### Data extract
====================

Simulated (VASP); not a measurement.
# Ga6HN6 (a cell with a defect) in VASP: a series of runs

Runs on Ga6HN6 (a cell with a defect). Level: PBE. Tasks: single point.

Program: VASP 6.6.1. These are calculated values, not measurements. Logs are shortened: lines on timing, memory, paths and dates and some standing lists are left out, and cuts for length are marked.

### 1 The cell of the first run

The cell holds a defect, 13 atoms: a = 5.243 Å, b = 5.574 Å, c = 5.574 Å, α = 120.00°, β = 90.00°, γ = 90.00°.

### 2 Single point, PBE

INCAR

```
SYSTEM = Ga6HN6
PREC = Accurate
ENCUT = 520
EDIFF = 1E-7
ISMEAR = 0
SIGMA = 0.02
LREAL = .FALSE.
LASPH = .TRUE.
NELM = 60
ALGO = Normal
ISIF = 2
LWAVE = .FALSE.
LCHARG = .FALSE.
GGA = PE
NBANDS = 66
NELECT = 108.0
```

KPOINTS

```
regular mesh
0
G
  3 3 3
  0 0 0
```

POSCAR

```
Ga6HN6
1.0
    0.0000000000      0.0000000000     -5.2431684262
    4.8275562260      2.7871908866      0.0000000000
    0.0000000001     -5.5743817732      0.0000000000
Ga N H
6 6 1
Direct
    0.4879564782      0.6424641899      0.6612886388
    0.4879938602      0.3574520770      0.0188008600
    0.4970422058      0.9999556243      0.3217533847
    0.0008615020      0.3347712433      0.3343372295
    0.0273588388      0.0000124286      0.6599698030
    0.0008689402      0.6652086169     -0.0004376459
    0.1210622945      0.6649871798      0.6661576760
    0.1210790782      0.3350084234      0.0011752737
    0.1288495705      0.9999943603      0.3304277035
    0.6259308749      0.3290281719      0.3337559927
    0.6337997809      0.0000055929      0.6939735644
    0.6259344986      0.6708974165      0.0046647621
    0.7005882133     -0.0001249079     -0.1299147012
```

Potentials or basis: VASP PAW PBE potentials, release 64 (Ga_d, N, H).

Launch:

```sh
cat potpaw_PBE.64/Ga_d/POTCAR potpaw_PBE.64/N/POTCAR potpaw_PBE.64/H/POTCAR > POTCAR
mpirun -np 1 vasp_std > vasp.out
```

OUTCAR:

====================

### Work instruction
Each line from the start of the listing above through the line containing "### 1 The cell of the first run" should be copied exactly, please, with no other lines added.

### Task answer
Simulated (VASP); not a measurement.
# Ga6HN6 (a cell with a defect) in VASP: a series of runs

Runs on Ga6HN6 (a cell with a defect). Level: PBE. Tasks: single point.

Program: VASP 6.6.1. These are calculated values, not measurements. Logs are shortened: lines on timing, memory, paths and dates and some standing lists are left out, and cuts for length are marked.

### 1 The cell of the first run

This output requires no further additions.